REQUIRED ACTION
Beginning with the first line of the data below, set down each line exactly through the line that contains "The geometry comes".

LISTED ENTRIES
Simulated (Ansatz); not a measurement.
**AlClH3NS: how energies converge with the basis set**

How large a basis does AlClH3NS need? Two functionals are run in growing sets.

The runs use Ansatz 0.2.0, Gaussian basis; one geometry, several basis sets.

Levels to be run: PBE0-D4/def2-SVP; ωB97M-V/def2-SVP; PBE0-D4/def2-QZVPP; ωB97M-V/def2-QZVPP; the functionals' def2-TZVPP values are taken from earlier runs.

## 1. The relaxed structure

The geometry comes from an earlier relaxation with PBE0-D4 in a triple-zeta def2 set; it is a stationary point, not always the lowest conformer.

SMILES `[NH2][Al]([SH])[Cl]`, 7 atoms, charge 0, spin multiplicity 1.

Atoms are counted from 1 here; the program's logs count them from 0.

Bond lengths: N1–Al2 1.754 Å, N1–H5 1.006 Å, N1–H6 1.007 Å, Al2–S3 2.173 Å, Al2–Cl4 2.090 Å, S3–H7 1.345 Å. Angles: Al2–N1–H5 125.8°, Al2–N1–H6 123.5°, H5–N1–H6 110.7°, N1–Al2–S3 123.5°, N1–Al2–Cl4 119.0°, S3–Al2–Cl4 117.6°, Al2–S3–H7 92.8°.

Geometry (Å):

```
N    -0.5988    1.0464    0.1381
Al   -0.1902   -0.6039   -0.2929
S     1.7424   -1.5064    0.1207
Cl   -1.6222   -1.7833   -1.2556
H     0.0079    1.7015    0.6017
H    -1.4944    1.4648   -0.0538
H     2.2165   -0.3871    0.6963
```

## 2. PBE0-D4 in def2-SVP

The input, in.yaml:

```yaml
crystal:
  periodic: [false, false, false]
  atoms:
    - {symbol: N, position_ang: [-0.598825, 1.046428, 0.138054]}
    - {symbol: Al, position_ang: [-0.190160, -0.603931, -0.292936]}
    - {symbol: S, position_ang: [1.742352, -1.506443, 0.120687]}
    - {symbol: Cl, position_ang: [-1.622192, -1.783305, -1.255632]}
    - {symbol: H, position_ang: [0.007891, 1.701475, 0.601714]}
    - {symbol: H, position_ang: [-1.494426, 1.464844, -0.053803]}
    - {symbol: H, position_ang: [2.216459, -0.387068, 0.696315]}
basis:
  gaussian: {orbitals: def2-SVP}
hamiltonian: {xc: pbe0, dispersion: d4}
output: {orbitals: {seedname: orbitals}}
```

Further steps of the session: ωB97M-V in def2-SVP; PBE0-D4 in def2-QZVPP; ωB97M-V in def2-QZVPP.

REPLY
Simulated (Ansatz); not a measurement.
**AlClH3NS: how energies converge with the basis set**

How large a basis does AlClH3NS need? Two functionals are run in growing sets.

The runs use Ansatz 0.2.0, Gaussian basis; one geometry, several basis sets.

Levels to be run: PBE0-D4/def2-SVP; ωB97M-V/def2-SVP; PBE0-D4/def2-QZVPP; ωB97M-V/def2-QZVPP; the functionals' def2-TZVPP values are taken from earlier runs.

## 1. The relaxed structure

The geometry comes from an earlier relaxation with PBE0-D4 in a triple-zeta def2 set; it is a stationary point, not always the lowest conformer.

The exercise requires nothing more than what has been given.